### Work task
All that is wanted is a word-for-word copy of the data from its first line to the line containing "# Computed records: Al32O47", both included.

### Records supplied
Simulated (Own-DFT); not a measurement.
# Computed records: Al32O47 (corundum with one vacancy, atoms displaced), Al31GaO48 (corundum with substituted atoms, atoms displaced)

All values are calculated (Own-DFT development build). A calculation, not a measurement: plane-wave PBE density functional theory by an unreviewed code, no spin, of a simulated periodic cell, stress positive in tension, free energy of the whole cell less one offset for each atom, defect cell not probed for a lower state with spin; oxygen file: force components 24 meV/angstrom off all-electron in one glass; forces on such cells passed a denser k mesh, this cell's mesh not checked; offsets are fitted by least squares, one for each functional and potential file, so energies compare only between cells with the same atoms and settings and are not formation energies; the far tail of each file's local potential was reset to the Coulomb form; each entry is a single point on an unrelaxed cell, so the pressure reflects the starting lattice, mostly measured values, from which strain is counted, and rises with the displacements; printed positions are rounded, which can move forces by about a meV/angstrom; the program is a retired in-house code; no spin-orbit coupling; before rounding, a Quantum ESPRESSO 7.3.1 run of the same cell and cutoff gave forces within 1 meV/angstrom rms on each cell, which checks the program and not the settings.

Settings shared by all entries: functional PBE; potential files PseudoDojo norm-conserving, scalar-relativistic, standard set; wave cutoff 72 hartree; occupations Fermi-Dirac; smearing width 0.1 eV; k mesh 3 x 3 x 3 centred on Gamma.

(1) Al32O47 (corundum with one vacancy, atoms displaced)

### Task output
Simulated (Own-DFT); not a measurement.
# Computed records: Al32O47 (corundum with one vacancy, atoms displaced), Al31GaO48 (corundum with substituted atoms, atoms displaced)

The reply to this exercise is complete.